WORK INSTRUCTION -> Return, word for word, only the lines of the data below that lie between the line with "INCAR.step1" and the line with "Potentials or basis: VASP", those two lines included.

DATA UNDER STUDY ->
*****
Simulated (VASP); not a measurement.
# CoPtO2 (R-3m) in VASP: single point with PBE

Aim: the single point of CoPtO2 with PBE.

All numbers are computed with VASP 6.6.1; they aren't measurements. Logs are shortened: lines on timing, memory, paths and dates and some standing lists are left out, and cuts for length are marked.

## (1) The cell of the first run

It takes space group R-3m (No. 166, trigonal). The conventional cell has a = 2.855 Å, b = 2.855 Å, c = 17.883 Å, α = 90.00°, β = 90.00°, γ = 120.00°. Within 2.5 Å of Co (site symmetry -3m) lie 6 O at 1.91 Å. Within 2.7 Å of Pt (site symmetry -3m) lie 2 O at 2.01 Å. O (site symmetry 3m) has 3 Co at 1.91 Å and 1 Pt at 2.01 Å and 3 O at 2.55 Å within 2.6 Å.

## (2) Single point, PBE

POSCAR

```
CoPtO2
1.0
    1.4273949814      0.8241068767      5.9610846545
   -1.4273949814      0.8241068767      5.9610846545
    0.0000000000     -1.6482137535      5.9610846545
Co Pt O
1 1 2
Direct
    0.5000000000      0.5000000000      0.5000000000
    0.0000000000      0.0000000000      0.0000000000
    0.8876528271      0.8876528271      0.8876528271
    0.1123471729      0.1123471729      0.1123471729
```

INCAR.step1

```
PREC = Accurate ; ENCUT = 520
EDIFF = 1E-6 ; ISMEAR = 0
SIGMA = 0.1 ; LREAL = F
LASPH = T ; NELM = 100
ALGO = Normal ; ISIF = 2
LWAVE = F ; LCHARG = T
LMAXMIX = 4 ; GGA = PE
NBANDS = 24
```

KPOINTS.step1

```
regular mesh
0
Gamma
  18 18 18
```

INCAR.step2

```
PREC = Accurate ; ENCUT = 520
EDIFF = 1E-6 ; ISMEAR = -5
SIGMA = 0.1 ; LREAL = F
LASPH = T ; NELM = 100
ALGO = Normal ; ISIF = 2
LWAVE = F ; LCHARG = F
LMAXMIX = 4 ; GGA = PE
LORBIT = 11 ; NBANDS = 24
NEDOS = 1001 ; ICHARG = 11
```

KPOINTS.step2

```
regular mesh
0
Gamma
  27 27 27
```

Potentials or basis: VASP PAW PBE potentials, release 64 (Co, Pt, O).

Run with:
*****

ANSWER AREA ->
INCAR.step1

```
PREC = Accurate ; ENCUT = 520
EDIFF = 1E-6 ; ISMEAR = 0
SIGMA = 0.1 ; LREAL = F
LASPH = T ; NELM = 100
ALGO = Normal ; ISIF = 2
LWAVE = F ; LCHARG = T
LMAXMIX = 4 ; GGA = PE
NBANDS = 24
```

KPOINTS.step1

```
regular mesh
0
Gamma
  18 18 18
```

INCAR.step2

```
PREC = Accurate ; ENCUT = 520
EDIFF = 1E-6 ; ISMEAR = -5
SIGMA = 0.1 ; LREAL = F
LASPH = T ; NELM = 100
ALGO = Normal ; ISIF = 2
LWAVE = F ; LCHARG = F
LMAXMIX = 4 ; GGA = PE
LORBIT = 11 ; NBANDS = 24
NEDOS = 1001 ; ICHARG = 11
```

KPOINTS.step2

```
regular mesh
0
Gamma
  27 27 27
```

Potentials or basis: VASP PAW PBE potentials, release 64 (Co, Pt, O).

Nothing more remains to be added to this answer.